WORK INSTRUCTION:
For the data below, give again exactly the lines from the one containing "Program: SIESTA 5.4.2." through the one containing "C. potentials or", both ends included, and no others.

=-=-=
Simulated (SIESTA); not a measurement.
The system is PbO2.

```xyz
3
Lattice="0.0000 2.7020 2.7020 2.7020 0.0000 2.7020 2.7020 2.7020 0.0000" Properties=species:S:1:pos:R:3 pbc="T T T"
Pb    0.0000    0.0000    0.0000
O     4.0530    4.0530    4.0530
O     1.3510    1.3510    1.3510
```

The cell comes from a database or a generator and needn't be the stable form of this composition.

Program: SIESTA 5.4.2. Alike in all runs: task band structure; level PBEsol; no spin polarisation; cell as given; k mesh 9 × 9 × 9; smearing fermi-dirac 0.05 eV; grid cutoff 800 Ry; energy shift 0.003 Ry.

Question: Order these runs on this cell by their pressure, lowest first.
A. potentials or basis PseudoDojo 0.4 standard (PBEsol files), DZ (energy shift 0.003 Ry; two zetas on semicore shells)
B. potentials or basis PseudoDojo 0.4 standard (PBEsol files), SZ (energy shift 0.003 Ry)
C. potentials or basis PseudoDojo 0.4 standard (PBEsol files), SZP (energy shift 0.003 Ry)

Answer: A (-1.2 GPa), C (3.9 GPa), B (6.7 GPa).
=-=-=

EXERCISE ANSWER:
Program: SIESTA 5.4.2. Alike in all runs: task band structure; level PBEsol; no spin polarisation; cell as given; k mesh 9 × 9 × 9; smearing fermi-dirac 0.05 eV; grid cutoff 800 Ry; energy shift 0.003 Ry.

Question: Order these runs on this cell by their pressure, lowest first.
A. potentials or basis PseudoDojo 0.4 standard (PBEsol files), DZ (energy shift 0.003 Ry; two zetas on semicore shells)
B. potentials or basis PseudoDojo 0.4 standard (PBEsol files), SZ (energy shift 0.003 Ry)
C. potentials or basis PseudoDojo 0.4 standard (PBEsol files), SZP (energy shift 0.003 Ry)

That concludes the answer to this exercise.